_WORK ORDER_
Return the lines exactly as they stand, from the first of the material through the line containing "Levels at points".

_DATA FOR REVIEW_
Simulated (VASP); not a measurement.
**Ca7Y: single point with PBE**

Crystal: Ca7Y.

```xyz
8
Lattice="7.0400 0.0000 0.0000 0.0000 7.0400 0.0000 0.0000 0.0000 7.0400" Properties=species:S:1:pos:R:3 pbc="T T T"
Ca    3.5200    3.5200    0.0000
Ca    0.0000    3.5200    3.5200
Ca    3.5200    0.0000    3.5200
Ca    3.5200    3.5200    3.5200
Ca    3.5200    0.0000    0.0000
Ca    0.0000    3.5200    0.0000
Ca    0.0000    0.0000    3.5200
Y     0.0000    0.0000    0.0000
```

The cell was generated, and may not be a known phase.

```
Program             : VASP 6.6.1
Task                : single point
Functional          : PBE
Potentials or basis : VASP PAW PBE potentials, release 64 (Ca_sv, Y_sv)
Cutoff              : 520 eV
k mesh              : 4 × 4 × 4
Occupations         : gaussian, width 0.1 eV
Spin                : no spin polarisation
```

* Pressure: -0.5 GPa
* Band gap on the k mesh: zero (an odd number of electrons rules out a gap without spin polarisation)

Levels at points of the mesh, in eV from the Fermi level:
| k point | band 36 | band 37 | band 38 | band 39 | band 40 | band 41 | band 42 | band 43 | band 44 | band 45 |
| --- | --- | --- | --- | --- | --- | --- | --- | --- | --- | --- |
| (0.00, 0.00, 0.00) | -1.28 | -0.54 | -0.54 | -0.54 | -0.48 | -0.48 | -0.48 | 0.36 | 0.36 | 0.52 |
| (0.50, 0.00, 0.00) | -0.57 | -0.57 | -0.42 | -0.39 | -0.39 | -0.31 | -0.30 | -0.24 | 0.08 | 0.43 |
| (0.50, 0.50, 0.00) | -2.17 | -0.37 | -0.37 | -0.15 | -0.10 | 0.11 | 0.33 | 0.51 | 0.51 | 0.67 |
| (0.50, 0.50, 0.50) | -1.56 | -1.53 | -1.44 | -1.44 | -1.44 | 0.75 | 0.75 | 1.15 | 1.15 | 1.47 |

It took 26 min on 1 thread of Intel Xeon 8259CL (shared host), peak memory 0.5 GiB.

_EXERCISE RESULT_
Simulated (VASP); not a measurement.
**Ca7Y: single point with PBE**

Crystal: Ca7Y.

```xyz
8
Lattice="7.0400 0.0000 0.0000 0.0000 7.0400 0.0000 0.0000 0.0000 7.0400" Properties=species:S:1:pos:R:3 pbc="T T T"
Ca    3.5200    3.5200    0.0000
Ca    0.0000    3.5200    3.5200
Ca    3.5200    0.0000    3.5200
Ca    3.5200    3.5200    3.5200
Ca    3.5200    0.0000    0.0000
Ca    0.0000    3.5200    0.0000
Ca    0.0000    0.0000    3.5200
Y     0.0000    0.0000    0.0000
```

The cell was generated, and may not be a known phase.

```
Program             : VASP 6.6.1
Task                : single point
Functional          : PBE
Potentials or basis : VASP PAW PBE potentials, release 64 (Ca_sv, Y_sv)
Cutoff              : 520 eV
k mesh              : 4 × 4 × 4
Occupations         : gaussian, width 0.1 eV
Spin                : no spin polarisation
```

* Pressure: -0.5 GPa
* Band gap on the k mesh: zero (an odd number of electrons rules out a gap without spin polarisation)

Levels at points of the mesh, in eV from the Fermi level:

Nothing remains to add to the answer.